= = =

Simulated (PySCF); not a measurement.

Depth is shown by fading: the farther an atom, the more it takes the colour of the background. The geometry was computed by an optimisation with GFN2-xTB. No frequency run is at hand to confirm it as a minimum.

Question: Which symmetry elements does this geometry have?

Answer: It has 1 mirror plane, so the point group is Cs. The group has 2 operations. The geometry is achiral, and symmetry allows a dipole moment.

= = =

REQUIREMENT
Starting with the first line of the records above, give back each line exactly until the line with "Question: Which symmetry" has been given as well.

WORKED SOLUTION
Simulated (PySCF); not a measurement.

Depth is shown by fading: the farther an atom, the more it takes the colour of the background. The geometry was computed by an optimisation with GFN2-xTB. No frequency run is at hand to confirm it as a minimum.

Question: Which symmetry elements does this geometry have?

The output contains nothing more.